## ACTION ITEM
Extract the complete data exactly as given.

## ENTRIES SHOWN
────────

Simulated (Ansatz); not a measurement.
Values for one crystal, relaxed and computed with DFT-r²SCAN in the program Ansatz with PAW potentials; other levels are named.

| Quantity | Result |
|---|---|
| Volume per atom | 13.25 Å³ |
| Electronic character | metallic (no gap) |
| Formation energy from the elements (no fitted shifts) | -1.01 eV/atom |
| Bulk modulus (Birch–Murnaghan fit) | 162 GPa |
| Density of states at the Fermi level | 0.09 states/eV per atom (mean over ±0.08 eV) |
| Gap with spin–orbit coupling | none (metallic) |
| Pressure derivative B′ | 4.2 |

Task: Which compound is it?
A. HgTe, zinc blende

────────

## RESULT
Simulated (Ansatz); not a measurement.
Values for one crystal, relaxed and computed with DFT-r²SCAN in the program Ansatz with PAW potentials; other levels are named.

| Quantity | Result |
|---|---|
| Volume per atom | 13.25 Å³ |
| Electronic character | metallic (no gap) |
| Formation energy from the elements (no fitted shifts) | -1.01 eV/atom |
| Bulk modulus (Birch–Murnaghan fit) | 162 GPa |
| Density of states at the Fermi level | 0.09 states/eV per atom (mean over ±0.08 eV) |
| Gap with spin–orbit coupling | none (metallic) |
| Pressure derivative B′ | 4.2 |

Task: Which compound is it?
A. HgTe, zinc blende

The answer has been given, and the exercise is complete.